**INFORMATION PROVIDED**.
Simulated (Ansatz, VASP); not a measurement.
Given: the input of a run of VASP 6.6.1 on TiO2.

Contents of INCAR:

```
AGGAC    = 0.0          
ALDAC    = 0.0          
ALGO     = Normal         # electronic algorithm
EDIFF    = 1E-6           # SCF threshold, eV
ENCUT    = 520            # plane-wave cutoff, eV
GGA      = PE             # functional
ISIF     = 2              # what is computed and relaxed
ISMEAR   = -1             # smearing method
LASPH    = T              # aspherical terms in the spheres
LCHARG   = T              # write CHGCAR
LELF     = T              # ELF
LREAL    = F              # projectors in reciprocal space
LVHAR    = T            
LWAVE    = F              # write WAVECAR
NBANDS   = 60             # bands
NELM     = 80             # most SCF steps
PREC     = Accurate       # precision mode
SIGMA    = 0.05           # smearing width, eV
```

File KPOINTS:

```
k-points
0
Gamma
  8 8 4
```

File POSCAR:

**ACTIVITY**. Once more, give all the records exactly as they were written.

**EXERCISE ANSWER**.
Simulated (Ansatz, VASP); not a measurement.
Given: the input of a run of VASP 6.6.1 on TiO2.

Contents of INCAR:

```
AGGAC    = 0.0          
ALDAC    = 0.0          
ALGO     = Normal         # electronic algorithm
EDIFF    = 1E-6           # SCF threshold, eV
ENCUT    = 520            # plane-wave cutoff, eV
GGA      = PE             # functional
ISIF     = 2              # what is computed and relaxed
ISMEAR   = -1             # smearing method
LASPH    = T              # aspherical terms in the spheres
LCHARG   = T              # write CHGCAR
LELF     = T              # ELF
LREAL    = F              # projectors in reciprocal space
LVHAR    = T            
LWAVE    = F              # write WAVECAR
NBANDS   = 60             # bands
NELM     = 80             # most SCF steps
PREC     = Accurate       # precision mode
SIGMA    = 0.05           # smearing width, eV
```

File KPOINTS:

```
k-points
0
Gamma
  8 8 4
```

File POSCAR:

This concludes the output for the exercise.